**EXERCISE:**
Print the records below from the first line through the line containing "What does this", both included, word for word.

═══ PROVIDED DATA ═══

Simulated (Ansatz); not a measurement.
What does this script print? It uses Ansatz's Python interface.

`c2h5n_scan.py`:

═══

**TASK RESULT:**
Simulated (Ansatz); not a measurement.
What does this script print? It uses Ansatz's Python interface.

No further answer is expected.